| The data |

+-------+

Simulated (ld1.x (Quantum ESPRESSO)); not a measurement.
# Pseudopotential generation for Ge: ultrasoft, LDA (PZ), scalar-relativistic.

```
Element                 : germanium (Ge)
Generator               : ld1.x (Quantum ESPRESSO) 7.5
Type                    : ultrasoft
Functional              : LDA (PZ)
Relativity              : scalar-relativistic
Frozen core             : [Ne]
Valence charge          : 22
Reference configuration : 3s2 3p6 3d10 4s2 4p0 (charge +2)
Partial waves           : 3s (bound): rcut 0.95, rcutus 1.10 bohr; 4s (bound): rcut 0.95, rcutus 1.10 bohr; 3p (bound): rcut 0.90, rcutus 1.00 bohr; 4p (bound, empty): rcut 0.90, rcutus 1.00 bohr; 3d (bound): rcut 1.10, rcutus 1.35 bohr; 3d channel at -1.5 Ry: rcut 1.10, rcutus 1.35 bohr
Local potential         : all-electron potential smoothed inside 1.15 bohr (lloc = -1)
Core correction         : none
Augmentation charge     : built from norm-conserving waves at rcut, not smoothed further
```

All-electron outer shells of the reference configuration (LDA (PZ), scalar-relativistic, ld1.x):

+-------+

| Brief |
Transcribe the records above exactly.

| Exercise result |
Simulated (ld1.x (Quantum ESPRESSO)); not a measurement.
# Pseudopotential generation for Ge: ultrasoft, LDA (PZ), scalar-relativistic.

```
Element                 : germanium (Ge)
Generator               : ld1.x (Quantum ESPRESSO) 7.5
Type                    : ultrasoft
Functional              : LDA (PZ)
Relativity              : scalar-relativistic
Frozen core             : [Ne]
Valence charge          : 22
Reference configuration : 3s2 3p6 3d10 4s2 4p0 (charge +2)
Partial waves           : 3s (bound): rcut 0.95, rcutus 1.10 bohr; 4s (bound): rcut 0.95, rcutus 1.10 bohr; 3p (bound): rcut 0.90, rcutus 1.00 bohr; 4p (bound, empty): rcut 0.90, rcutus 1.00 bohr; 3d (bound): rcut 1.10, rcutus 1.35 bohr; 3d channel at -1.5 Ry: rcut 1.10, rcutus 1.35 bohr
Local potential         : all-electron potential smoothed inside 1.15 bohr (lloc = -1)
Core correction         : none
Augmentation charge     : built from norm-conserving waves at rcut, not smoothed further
```

All-electron outer shells of the reference configuration (LDA (PZ), scalar-relativistic, ld1.x):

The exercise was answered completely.